(Study material)

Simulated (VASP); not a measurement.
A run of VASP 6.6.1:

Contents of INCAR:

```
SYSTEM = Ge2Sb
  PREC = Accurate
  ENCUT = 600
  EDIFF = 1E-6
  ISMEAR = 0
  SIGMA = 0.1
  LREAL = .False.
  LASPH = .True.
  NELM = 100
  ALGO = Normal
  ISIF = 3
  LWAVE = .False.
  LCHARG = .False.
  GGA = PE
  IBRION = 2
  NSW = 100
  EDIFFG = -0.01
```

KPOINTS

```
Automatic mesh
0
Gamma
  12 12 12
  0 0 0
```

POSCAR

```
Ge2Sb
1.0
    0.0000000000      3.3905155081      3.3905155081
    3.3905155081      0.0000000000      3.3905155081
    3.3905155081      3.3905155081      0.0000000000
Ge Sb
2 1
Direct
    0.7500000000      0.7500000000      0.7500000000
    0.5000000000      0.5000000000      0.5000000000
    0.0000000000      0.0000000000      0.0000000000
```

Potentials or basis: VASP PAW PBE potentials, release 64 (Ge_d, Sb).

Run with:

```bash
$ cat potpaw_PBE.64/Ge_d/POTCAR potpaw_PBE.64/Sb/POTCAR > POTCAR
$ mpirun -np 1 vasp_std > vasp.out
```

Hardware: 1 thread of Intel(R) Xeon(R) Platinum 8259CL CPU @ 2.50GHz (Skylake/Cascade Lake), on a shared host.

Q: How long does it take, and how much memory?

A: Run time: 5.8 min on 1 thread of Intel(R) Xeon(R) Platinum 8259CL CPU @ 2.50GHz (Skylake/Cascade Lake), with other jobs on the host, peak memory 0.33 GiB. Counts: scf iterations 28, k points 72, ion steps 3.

(End Study material)

> _Exercise_
The lines to retype, exactly and only, run from the first line of the material through the line with "Q: How long".

> _Answer area_
Simulated (VASP); not a measurement.
A run of VASP 6.6.1:

Contents of INCAR:

```
SYSTEM = Ge2Sb
  PREC = Accurate
  ENCUT = 600
  EDIFF = 1E-6
  ISMEAR = 0
  SIGMA = 0.1
  LREAL = .False.
  LASPH = .True.
  NELM = 100
  ALGO = Normal
  ISIF = 3
  LWAVE = .False.
  LCHARG = .False.
  GGA = PE
  IBRION = 2
  NSW = 100
  EDIFFG = -0.01
```

KPOINTS

```
Automatic mesh
0
Gamma
  12 12 12
  0 0 0
```

POSCAR

```
Ge2Sb
1.0
    0.0000000000      3.3905155081      3.3905155081
    3.3905155081      0.0000000000      3.3905155081
    3.3905155081      3.3905155081      0.0000000000
Ge Sb
2 1
Direct
    0.7500000000      0.7500000000      0.7500000000
    0.5000000000      0.5000000000      0.5000000000
    0.0000000000      0.0000000000      0.0000000000
```

Potentials or basis: VASP PAW PBE potentials, release 64 (Ge_d, Sb).

Run with:

```bash
$ cat potpaw_PBE.64/Ge_d/POTCAR potpaw_PBE.64/Sb/POTCAR > POTCAR
$ mpirun -np 1 vasp_std > vasp.out
```

Hardware: 1 thread of Intel(R) Xeon(R) Platinum 8259CL CPU @ 2.50GHz (Skylake/Cascade Lake), on a shared host.

Q: How long does it take, and how much memory?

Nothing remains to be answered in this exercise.